__WORK REQUEST__:
In the entries that follow, the line with "waves, PAW |" opens the range and the line with "gap on the k mesh at the Fermi level (eV): none;" closes it; repeat that range exactly, both lines included.

__SOURCE DATA__:
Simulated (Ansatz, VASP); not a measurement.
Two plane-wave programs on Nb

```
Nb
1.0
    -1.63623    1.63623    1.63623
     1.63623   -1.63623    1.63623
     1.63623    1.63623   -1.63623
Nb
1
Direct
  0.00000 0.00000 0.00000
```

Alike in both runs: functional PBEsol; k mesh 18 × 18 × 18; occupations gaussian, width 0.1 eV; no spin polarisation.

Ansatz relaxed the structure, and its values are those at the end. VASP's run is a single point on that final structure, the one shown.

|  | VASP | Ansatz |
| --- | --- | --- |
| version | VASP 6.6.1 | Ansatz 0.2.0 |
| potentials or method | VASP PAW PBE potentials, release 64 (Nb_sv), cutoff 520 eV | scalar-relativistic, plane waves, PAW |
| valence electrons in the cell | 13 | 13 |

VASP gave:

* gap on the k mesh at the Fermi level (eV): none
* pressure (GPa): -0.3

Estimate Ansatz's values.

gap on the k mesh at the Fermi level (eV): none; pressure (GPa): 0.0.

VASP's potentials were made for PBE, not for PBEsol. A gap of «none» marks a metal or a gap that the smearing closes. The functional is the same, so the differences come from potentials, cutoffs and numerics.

__EXERCISE SOLUTION__:
| potentials or method | VASP PAW PBE potentials, release 64 (Nb_sv), cutoff 520 eV | scalar-relativistic, plane waves, PAW |
| valence electrons in the cell | 13 | 13 |

VASP gave:

* gap on the k mesh at the Fermi level (eV): none
* pressure (GPa): -0.3

Estimate Ansatz's values.

gap on the k mesh at the Fermi level (eV): none; pressure (GPa): 0.0.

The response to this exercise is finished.